:::::

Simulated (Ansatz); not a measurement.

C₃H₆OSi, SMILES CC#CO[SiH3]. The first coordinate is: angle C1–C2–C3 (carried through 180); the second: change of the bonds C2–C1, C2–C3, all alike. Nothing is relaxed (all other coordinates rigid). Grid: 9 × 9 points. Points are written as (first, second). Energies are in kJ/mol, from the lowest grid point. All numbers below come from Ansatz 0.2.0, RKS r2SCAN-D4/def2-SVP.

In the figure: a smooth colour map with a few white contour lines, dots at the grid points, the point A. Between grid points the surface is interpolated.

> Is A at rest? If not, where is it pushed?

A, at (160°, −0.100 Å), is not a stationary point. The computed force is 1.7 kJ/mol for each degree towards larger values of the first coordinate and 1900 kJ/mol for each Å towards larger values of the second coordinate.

:::::

→ **Exercise**
All that is wanted is an exact copy of the lines above from the one with "C₃H₆OSi, SMILES CC#CO[SiH3]." through the one with "is it pushed?", with both ends included.

→ **Exercise answer**
C₃H₆OSi, SMILES CC#CO[SiH3]. The first coordinate is: angle C1–C2–C3 (carried through 180); the second: change of the bonds C2–C1, C2–C3, all alike. Nothing is relaxed (all other coordinates rigid). Grid: 9 × 9 points. Points are written as (first, second). Energies are in kJ/mol, from the lowest grid point. All numbers below come from Ansatz 0.2.0, RKS r2SCAN-D4/def2-SVP.

In the figure: a smooth colour map with a few white contour lines, dots at the grid points, the point A. Between grid points the surface is interpolated.

> Is A at rest? If not, where is it pushed?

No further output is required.